_Data for analysis_
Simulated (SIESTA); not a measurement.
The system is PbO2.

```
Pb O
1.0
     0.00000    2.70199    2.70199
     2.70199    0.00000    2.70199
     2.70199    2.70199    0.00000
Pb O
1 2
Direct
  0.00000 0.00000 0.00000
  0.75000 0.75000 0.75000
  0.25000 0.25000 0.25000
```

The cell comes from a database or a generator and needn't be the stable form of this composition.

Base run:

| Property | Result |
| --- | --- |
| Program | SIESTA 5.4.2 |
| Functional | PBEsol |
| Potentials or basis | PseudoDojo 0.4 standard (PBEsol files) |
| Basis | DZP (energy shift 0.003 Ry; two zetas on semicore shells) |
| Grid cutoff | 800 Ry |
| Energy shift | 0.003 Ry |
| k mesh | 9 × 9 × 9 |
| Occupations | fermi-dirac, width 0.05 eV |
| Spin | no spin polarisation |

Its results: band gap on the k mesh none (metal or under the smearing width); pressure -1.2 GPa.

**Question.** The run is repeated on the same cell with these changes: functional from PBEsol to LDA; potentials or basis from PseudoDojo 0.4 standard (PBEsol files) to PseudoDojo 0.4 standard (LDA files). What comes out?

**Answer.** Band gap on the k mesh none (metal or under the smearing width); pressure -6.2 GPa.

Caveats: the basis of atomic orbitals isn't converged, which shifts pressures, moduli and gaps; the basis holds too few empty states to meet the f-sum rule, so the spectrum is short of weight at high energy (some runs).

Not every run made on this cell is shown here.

_Work request_
Output the entire data exactly, line for line.

_Response box_
Simulated (SIESTA); not a measurement.
The system is PbO2.

```
Pb O
1.0
     0.00000    2.70199    2.70199
     2.70199    0.00000    2.70199
     2.70199    2.70199    0.00000
Pb O
1 2
Direct
  0.00000 0.00000 0.00000
  0.75000 0.75000 0.75000
  0.25000 0.25000 0.25000
```

The cell comes from a database or a generator and needn't be the stable form of this composition.

Base run:

| Property | Result |
| --- | --- |
| Program | SIESTA 5.4.2 |
| Functional | PBEsol |
| Potentials or basis | PseudoDojo 0.4 standard (PBEsol files) |
| Basis | DZP (energy shift 0.003 Ry; two zetas on semicore shells) |
| Grid cutoff | 800 Ry |
| Energy shift | 0.003 Ry |
| k mesh | 9 × 9 × 9 |
| Occupations | fermi-dirac, width 0.05 eV |
| Spin | no spin polarisation |

Its results: band gap on the k mesh none (metal or under the smearing width); pressure -1.2 GPa.

**Question.** The run is repeated on the same cell with these changes: functional from PBEsol to LDA; potentials or basis from PseudoDojo 0.4 standard (PBEsol files) to PseudoDojo 0.4 standard (LDA files). What comes out?

**Answer.** Band gap on the k mesh none (metal or under the smearing width); pressure -6.2 GPa.

Caveats: the basis of atomic orbitals isn't converged, which shifts pressures, moduli and gaps; the basis holds too few empty states to meet the f-sum rule, so the spectrum is short of weight at high energy (some runs).

Not every run made on this cell is shown here.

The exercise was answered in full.